Material provided
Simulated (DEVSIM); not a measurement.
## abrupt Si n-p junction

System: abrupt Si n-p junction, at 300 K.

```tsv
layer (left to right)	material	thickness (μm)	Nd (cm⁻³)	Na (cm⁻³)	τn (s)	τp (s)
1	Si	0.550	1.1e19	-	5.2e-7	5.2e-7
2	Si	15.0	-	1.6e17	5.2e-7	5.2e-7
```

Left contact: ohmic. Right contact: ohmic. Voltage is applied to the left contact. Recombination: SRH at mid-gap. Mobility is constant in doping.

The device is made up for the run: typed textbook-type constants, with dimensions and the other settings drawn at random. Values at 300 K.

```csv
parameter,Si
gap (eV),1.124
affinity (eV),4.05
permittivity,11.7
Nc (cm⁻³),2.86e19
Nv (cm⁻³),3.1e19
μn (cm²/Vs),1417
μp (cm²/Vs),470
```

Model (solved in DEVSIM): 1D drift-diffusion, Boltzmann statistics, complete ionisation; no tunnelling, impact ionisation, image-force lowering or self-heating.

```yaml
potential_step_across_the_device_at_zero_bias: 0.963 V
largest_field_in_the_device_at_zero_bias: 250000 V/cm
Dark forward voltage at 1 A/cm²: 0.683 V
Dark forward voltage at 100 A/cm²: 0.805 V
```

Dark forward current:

Work request
Type out the records again exactly, line for line.

Your solution
Simulated (DEVSIM); not a measurement.
## abrupt Si n-p junction

System: abrupt Si n-p junction, at 300 K.

```tsv
layer (left to right)	material	thickness (μm)	Nd (cm⁻³)	Na (cm⁻³)	τn (s)	τp (s)
1	Si	0.550	1.1e19	-	5.2e-7	5.2e-7
2	Si	15.0	-	1.6e17	5.2e-7	5.2e-7
```

Left contact: ohmic. Right contact: ohmic. Voltage is applied to the left contact. Recombination: SRH at mid-gap. Mobility is constant in doping.

The device is made up for the run: typed textbook-type constants, with dimensions and the other settings drawn at random. Values at 300 K.

```csv
parameter,Si
gap (eV),1.124
affinity (eV),4.05
permittivity,11.7
Nc (cm⁻³),2.86e19
Nv (cm⁻³),3.1e19
μn (cm²/Vs),1417
μp (cm²/Vs),470
```

Model (solved in DEVSIM): 1D drift-diffusion, Boltzmann statistics, complete ionisation; no tunnelling, impact ionisation, image-force lowering or self-heating.

```yaml
potential_step_across_the_device_at_zero_bias: 0.963 V
largest_field_in_the_device_at_zero_bias: 250000 V/cm
Dark forward voltage at 1 A/cm²: 0.683 V
Dark forward voltage at 100 A/cm²: 0.805 V
```

Dark forward current:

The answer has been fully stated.